## Work item
Here are the records. Write out exactly the lines between the one holding "C. V(eg) = 1.2 eV, V(t2g) = -0.56 eV" and the one holding "E. V(eg) = 1.5 eV, V(t2g) = -0.7 eV", inclusive.

+-------+
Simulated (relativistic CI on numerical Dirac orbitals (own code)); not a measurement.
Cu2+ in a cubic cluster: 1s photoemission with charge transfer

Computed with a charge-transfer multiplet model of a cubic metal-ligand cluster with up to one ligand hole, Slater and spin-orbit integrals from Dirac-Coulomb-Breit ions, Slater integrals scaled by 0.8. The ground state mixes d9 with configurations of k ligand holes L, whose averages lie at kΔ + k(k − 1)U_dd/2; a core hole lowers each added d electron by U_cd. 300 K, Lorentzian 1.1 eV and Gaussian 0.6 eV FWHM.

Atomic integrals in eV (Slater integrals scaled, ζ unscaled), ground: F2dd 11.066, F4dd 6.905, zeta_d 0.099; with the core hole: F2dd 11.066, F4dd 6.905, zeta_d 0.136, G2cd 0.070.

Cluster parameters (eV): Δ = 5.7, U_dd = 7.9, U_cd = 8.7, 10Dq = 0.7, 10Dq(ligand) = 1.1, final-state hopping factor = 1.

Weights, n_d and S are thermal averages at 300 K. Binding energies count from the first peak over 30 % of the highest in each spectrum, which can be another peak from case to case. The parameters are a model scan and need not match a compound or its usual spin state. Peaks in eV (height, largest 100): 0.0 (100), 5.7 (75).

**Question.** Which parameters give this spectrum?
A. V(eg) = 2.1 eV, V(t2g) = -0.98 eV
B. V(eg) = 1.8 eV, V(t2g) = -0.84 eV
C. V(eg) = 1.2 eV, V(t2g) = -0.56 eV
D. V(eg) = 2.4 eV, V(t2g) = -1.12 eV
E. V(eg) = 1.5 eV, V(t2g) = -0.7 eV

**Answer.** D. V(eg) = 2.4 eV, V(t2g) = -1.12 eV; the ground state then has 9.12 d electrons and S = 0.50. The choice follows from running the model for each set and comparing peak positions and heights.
+-------+

## Written response
C. V(eg) = 1.2 eV, V(t2g) = -0.56 eV
D. V(eg) = 2.4 eV, V(t2g) = -1.12 eV
E. V(eg) = 1.5 eV, V(t2g) = -0.7 eV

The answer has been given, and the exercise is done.